**EXTRACTED DATA**.
_ _ _
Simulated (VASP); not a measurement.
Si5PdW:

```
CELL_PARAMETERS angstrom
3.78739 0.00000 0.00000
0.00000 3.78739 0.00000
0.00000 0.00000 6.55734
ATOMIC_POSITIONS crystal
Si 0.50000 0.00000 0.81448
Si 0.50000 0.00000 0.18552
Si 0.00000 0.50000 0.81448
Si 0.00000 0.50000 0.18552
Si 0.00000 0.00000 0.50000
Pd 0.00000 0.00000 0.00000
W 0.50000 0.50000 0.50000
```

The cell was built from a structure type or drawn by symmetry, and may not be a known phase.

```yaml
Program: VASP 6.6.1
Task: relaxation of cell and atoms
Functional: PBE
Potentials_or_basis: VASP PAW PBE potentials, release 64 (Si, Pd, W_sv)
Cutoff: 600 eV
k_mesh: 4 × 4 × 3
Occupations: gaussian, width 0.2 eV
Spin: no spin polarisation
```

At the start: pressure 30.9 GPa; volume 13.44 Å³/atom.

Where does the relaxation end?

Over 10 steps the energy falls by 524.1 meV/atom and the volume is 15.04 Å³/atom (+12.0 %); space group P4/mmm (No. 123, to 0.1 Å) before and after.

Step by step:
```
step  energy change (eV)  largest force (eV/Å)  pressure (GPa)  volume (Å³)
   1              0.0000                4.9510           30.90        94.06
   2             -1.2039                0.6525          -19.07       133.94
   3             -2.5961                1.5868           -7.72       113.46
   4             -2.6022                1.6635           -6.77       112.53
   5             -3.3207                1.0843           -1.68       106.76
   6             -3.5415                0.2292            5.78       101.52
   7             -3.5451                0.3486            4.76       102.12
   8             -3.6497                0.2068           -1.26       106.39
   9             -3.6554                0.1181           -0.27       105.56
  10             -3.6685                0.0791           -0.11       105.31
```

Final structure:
_ _ _

**WORK INSTRUCTION**. Output exactly the span of lines beginning at the first line of the records and ending at the line that holds "At the start: pressure", inclusive, with no other text.

**TASK RESULT**.
Simulated (VASP); not a measurement.
Si5PdW:

```
CELL_PARAMETERS angstrom
3.78739 0.00000 0.00000
0.00000 3.78739 0.00000
0.00000 0.00000 6.55734
ATOMIC_POSITIONS crystal
Si 0.50000 0.00000 0.81448
Si 0.50000 0.00000 0.18552
Si 0.00000 0.50000 0.81448
Si 0.00000 0.50000 0.18552
Si 0.00000 0.00000 0.50000
Pd 0.00000 0.00000 0.00000
W 0.50000 0.50000 0.50000
```

The cell was built from a structure type or drawn by symmetry, and may not be a known phase.

```yaml
Program: VASP 6.6.1
Task: relaxation of cell and atoms
Functional: PBE
Potentials_or_basis: VASP PAW PBE potentials, release 64 (Si, Pd, W_sv)
Cutoff: 600 eV
k_mesh: 4 × 4 × 3
Occupations: gaussian, width 0.2 eV
Spin: no spin polarisation
```

At the start: pressure 30.9 GPa; volume 13.44 Å³/atom.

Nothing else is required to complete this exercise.